• _WORK ITEM_
When the line with "without spin polarisation)." is reached, include it and stop; before that, copy each line of the listing exactly from the first.

╭─ DATASET

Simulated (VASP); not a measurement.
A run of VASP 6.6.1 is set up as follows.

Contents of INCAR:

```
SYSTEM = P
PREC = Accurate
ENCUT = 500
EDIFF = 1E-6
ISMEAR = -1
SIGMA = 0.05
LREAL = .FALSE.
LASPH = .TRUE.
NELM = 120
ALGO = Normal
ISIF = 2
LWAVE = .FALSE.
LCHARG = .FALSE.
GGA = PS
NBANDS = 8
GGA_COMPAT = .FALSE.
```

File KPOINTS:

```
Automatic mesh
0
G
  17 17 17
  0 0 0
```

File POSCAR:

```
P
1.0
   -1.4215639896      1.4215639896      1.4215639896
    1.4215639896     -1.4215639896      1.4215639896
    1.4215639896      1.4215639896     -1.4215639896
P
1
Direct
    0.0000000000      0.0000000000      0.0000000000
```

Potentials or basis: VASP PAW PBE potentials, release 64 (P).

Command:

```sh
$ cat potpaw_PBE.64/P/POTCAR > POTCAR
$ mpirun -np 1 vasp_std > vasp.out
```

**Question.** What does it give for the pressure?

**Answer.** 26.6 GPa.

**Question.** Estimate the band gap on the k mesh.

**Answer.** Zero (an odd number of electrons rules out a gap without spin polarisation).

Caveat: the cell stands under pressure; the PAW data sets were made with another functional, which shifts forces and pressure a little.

╰─

• _REPLY_
Simulated (VASP); not a measurement.
A run of VASP 6.6.1 is set up as follows.

Contents of INCAR:

```
SYSTEM = P
PREC = Accurate
ENCUT = 500
EDIFF = 1E-6
ISMEAR = -1
SIGMA = 0.05
LREAL = .FALSE.
LASPH = .TRUE.
NELM = 120
ALGO = Normal
ISIF = 2
LWAVE = .FALSE.
LCHARG = .FALSE.
GGA = PS
NBANDS = 8
GGA_COMPAT = .FALSE.
```

File KPOINTS:

```
Automatic mesh
0
G
  17 17 17
  0 0 0
```

File POSCAR:

```
P
1.0
   -1.4215639896      1.4215639896      1.4215639896
    1.4215639896     -1.4215639896      1.4215639896
    1.4215639896      1.4215639896     -1.4215639896
P
1
Direct
    0.0000000000      0.0000000000      0.0000000000
```

Potentials or basis: VASP PAW PBE potentials, release 64 (P).

Command:

```sh
$ cat potpaw_PBE.64/P/POTCAR > POTCAR
$ mpirun -np 1 vasp_std > vasp.out
```

**Question.** What does it give for the pressure?

**Answer.** 26.6 GPa.

**Question.** Estimate the band gap on the k mesh.

**Answer.** Zero (an odd number of electrons rules out a gap without spin polarisation).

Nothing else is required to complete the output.